■ Work order
Each entry below is to be copied out exactly and in full.

────────────────

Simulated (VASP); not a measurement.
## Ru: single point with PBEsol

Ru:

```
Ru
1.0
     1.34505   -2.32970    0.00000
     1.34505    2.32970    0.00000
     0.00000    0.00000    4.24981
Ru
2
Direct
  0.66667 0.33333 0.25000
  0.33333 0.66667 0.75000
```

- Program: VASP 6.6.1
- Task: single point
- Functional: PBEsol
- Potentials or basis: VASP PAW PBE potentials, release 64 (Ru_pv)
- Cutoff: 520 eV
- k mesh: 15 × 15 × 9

────────────────

■ Problem solution
Simulated (VASP); not a measurement.
## Ru: single point with PBEsol

Ru:

```
Ru
1.0
     1.34505   -2.32970    0.00000
     1.34505    2.32970    0.00000
     0.00000    0.00000    4.24981
Ru
2
Direct
  0.66667 0.33333 0.25000
  0.33333 0.66667 0.75000
```

- Program: VASP 6.6.1
- Task: single point
- Functional: PBEsol
- Potentials or basis: VASP PAW PBE potentials, release 64 (Ru_pv)
- Cutoff: 520 eV
- k mesh: 15 × 15 × 9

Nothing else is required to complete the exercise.